WORK REQUEST. Repeat the records below line by line, exactly, finishing on the line that contains "Q: What changes?".

* * * * * * *
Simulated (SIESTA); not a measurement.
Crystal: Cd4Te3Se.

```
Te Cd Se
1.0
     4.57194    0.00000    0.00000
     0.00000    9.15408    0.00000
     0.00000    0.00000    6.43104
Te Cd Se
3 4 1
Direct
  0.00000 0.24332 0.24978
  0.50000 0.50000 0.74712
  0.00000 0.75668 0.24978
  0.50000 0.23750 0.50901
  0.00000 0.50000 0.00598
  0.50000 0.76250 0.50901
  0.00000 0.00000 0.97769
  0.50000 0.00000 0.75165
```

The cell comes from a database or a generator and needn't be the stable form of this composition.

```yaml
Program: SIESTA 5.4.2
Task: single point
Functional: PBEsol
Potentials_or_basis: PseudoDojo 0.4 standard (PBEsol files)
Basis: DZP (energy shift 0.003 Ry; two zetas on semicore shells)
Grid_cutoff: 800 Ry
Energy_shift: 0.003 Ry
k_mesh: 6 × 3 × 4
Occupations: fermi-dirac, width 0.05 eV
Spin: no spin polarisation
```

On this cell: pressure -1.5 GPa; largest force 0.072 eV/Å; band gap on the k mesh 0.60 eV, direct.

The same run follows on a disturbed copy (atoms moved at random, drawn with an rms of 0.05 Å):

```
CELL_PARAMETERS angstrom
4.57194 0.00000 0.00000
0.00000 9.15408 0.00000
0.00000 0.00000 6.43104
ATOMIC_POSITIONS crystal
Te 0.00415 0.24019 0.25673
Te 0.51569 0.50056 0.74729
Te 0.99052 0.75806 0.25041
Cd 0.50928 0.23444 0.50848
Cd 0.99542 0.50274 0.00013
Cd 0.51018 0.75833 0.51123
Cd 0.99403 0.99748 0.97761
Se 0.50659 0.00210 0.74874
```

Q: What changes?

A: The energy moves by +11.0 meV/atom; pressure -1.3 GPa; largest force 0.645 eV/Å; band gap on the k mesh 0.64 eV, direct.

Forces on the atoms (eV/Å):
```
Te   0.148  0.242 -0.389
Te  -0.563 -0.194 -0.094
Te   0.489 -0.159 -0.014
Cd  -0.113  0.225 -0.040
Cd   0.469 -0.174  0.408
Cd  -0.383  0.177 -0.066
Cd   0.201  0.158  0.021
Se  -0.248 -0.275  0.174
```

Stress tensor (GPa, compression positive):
* * * * * * *

SOLUTION.
Simulated (SIESTA); not a measurement.
Crystal: Cd4Te3Se.

```
Te Cd Se
1.0
     4.57194    0.00000    0.00000
     0.00000    9.15408    0.00000
     0.00000    0.00000    6.43104
Te Cd Se
3 4 1
Direct
  0.00000 0.24332 0.24978
  0.50000 0.50000 0.74712
  0.00000 0.75668 0.24978
  0.50000 0.23750 0.50901
  0.00000 0.50000 0.00598
  0.50000 0.76250 0.50901
  0.00000 0.00000 0.97769
  0.50000 0.00000 0.75165
```

The cell comes from a database or a generator and needn't be the stable form of this composition.

```yaml
Program: SIESTA 5.4.2
Task: single point
Functional: PBEsol
Potentials_or_basis: PseudoDojo 0.4 standard (PBEsol files)
Basis: DZP (energy shift 0.003 Ry; two zetas on semicore shells)
Grid_cutoff: 800 Ry
Energy_shift: 0.003 Ry
k_mesh: 6 × 3 × 4
Occupations: fermi-dirac, width 0.05 eV
Spin: no spin polarisation
```

On this cell: pressure -1.5 GPa; largest force 0.072 eV/Å; band gap on the k mesh 0.60 eV, direct.

The same run follows on a disturbed copy (atoms moved at random, drawn with an rms of 0.05 Å):

```
CELL_PARAMETERS angstrom
4.57194 0.00000 0.00000
0.00000 9.15408 0.00000
0.00000 0.00000 6.43104
ATOMIC_POSITIONS crystal
Te 0.00415 0.24019 0.25673
Te 0.51569 0.50056 0.74729
Te 0.99052 0.75806 0.25041
Cd 0.50928 0.23444 0.50848
Cd 0.99542 0.50274 0.00013
Cd 0.51018 0.75833 0.51123
Cd 0.99403 0.99748 0.97761
Se 0.50659 0.00210 0.74874
```

Q: What changes?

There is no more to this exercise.